REQUIREMENT: Please reproduce the following records exactly as they appear.

++++++++++
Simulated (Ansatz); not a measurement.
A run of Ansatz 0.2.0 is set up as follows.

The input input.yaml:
++++++++++

ANSWER AREA:
Simulated (Ansatz); not a measurement.
A run of Ansatz 0.2.0 is set up as follows.

The input input.yaml:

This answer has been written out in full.